**Data shown:**
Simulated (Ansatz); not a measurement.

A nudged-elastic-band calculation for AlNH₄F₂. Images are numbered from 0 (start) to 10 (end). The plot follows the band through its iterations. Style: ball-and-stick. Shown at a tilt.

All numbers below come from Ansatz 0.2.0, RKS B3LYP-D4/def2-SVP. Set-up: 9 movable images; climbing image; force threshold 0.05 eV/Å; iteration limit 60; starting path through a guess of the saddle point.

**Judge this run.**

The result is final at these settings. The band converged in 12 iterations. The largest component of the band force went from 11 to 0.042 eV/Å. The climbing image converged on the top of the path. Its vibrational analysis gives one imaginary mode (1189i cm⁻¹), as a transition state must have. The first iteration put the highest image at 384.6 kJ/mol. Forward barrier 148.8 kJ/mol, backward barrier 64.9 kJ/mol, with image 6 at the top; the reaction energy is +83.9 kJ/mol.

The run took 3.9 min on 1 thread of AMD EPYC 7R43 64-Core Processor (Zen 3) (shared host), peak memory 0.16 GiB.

**Assignment:** The entries above are to be output exactly as they appear.

**Exercise output:**
Simulated (Ansatz); not a measurement.

A nudged-elastic-band calculation for AlNH₄F₂. Images are numbered from 0 (start) to 10 (end). The plot follows the band through its iterations. Style: ball-and-stick. Shown at a tilt.

All numbers below come from Ansatz 0.2.0, RKS B3LYP-D4/def2-SVP. Set-up: 9 movable images; climbing image; force threshold 0.05 eV/Å; iteration limit 60; starting path through a guess of the saddle point.

**Judge this run.**

The result is final at these settings. The band converged in 12 iterations. The largest component of the band force went from 11 to 0.042 eV/Å. The climbing image converged on the top of the path. Its vibrational analysis gives one imaginary mode (1189i cm⁻¹), as a transition state must have. The first iteration put the highest image at 384.6 kJ/mol. Forward barrier 148.8 kJ/mol, backward barrier 64.9 kJ/mol, with image 6 at the top; the reaction energy is +83.9 kJ/mol.

The run took 3.9 min on 1 thread of AMD EPYC 7R43 64-Core Processor (Zen 3) (shared host), peak memory 0.16 GiB.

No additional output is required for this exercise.